**REQUIREMENT**:
Each line below from the one containing "Raoult's law |" through the one containing "0.961 | 0.967 |" is to be given again exactly, and no line outside that span.

**RECORDS SUPPLIED**:
■ ■ ■ ■ ■ ■ ■

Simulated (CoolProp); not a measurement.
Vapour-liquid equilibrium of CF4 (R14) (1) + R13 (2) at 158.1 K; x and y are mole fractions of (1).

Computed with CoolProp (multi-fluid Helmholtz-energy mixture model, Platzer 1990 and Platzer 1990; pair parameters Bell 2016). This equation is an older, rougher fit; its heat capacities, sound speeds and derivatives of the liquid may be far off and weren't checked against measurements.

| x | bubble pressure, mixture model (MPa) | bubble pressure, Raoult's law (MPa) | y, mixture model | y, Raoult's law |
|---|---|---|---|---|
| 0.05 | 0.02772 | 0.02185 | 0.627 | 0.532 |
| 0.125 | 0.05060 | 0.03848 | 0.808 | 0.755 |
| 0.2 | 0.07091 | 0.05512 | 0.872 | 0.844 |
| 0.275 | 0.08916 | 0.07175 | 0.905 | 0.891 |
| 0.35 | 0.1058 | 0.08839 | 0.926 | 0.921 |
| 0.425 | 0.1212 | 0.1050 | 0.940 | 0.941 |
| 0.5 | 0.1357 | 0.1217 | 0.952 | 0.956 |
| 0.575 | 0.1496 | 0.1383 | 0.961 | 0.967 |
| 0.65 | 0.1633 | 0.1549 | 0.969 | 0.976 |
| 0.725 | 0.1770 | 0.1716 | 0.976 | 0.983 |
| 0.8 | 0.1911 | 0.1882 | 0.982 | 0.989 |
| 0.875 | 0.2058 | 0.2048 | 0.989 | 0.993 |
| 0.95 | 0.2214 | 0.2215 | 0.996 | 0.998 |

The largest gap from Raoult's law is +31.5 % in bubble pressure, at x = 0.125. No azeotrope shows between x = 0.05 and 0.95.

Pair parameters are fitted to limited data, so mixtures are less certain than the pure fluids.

■ ■ ■ ■ ■ ■ ■

**YOUR SOLUTION**:
| x | bubble pressure, mixture model (MPa) | bubble pressure, Raoult's law (MPa) | y, mixture model | y, Raoult's law |
|---|---|---|---|---|
| 0.05 | 0.02772 | 0.02185 | 0.627 | 0.532 |
| 0.125 | 0.05060 | 0.03848 | 0.808 | 0.755 |
| 0.2 | 0.07091 | 0.05512 | 0.872 | 0.844 |
| 0.275 | 0.08916 | 0.07175 | 0.905 | 0.891 |
| 0.35 | 0.1058 | 0.08839 | 0.926 | 0.921 |
| 0.425 | 0.1212 | 0.1050 | 0.940 | 0.941 |
| 0.5 | 0.1357 | 0.1217 | 0.952 | 0.956 |
| 0.575 | 0.1496 | 0.1383 | 0.961 | 0.967 |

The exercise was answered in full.